──────── EXTRACTED DATA
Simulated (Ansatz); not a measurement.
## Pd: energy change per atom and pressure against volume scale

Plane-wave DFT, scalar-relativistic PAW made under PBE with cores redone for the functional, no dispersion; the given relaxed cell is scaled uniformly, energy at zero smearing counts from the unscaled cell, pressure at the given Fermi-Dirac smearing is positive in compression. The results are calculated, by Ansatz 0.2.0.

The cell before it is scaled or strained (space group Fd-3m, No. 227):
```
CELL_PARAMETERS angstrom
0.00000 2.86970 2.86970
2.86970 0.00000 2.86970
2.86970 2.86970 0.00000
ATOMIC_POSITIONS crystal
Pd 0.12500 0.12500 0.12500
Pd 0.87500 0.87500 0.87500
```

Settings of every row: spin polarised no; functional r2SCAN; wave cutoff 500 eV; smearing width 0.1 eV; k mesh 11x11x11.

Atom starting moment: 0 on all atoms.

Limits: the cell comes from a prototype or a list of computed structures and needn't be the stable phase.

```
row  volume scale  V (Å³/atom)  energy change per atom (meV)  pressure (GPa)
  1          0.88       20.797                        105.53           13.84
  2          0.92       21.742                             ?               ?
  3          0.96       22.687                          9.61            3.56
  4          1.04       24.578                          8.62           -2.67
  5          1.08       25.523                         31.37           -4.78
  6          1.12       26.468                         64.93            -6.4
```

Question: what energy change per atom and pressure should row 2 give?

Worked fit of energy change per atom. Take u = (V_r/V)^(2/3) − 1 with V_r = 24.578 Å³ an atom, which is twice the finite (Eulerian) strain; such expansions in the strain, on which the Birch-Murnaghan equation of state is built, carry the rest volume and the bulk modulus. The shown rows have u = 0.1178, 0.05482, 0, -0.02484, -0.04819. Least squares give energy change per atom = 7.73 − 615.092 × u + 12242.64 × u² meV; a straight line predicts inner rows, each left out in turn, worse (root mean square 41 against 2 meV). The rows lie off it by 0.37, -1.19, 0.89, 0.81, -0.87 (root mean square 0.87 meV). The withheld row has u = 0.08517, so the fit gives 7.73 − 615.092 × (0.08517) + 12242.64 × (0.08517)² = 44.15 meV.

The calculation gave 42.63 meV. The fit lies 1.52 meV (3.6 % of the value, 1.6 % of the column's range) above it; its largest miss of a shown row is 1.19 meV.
────────────────

**REQUIREMENT**
Repeat, word for word, the lines from the opening of the material through the line containing "Plane-wave DFT, scalar-relativistic".

**TASK OUTPUT**
Simulated (Ansatz); not a measurement.
## Pd: energy change per atom and pressure against volume scale

Plane-wave DFT, scalar-relativistic PAW made under PBE with cores redone for the functional, no dispersion; the given relaxed cell is scaled uniformly, energy at zero smearing counts from the unscaled cell, pressure at the given Fermi-Dirac smearing is positive in compression. The results are calculated, by Ansatz 0.2.0.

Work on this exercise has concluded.